- Opening Delimiter -

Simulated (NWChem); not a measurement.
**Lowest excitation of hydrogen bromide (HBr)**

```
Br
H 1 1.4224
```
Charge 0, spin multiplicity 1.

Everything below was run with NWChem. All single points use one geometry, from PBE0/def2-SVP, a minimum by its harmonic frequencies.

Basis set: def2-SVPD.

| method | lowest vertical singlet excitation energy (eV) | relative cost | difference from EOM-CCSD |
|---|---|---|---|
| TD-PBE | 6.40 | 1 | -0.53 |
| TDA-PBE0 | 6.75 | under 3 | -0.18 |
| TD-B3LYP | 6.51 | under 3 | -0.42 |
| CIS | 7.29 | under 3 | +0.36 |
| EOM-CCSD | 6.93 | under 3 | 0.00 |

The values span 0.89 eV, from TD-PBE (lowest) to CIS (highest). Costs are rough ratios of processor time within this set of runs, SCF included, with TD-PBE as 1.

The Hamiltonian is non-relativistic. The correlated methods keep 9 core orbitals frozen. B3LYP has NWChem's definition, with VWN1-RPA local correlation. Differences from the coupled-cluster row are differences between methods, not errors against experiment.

- Closing Delimiter -

## REQUIREMENT
Output all of the records above exactly as they appear.

## EXERCISE SOLUTION
Simulated (NWChem); not a measurement.
**Lowest excitation of hydrogen bromide (HBr)**

```
Br
H 1 1.4224
```
Charge 0, spin multiplicity 1.

Everything below was run with NWChem. All single points use one geometry, from PBE0/def2-SVP, a minimum by its harmonic frequencies.

Basis set: def2-SVPD.

| method | lowest vertical singlet excitation energy (eV) | relative cost | difference from EOM-CCSD |
|---|---|---|---|
| TD-PBE | 6.40 | 1 | -0.53 |
| TDA-PBE0 | 6.75 | under 3 | -0.18 |
| TD-B3LYP | 6.51 | under 3 | -0.42 |
| CIS | 7.29 | under 3 | +0.36 |
| EOM-CCSD | 6.93 | under 3 | 0.00 |

The values span 0.89 eV, from TD-PBE (lowest) to CIS (highest). Costs are rough ratios of processor time within this set of runs, SCF included, with TD-PBE as 1.

The Hamiltonian is non-relativistic. The correlated methods keep 9 core orbitals frozen. B3LYP has NWChem's definition, with VWN1-RPA local correlation. Differences from the coupled-cluster row are differences between methods, not errors against experiment.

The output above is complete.